Word for word, repeat all of the entries.

(RECORDS SUPPLIED Opens)

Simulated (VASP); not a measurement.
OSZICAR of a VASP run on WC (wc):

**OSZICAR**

(RECORDS SUPPLIED Closes)

WRITTEN RESPONSE.
Simulated (VASP); not a measurement.
OSZICAR of a VASP run on WC (wc):

**OSZICAR**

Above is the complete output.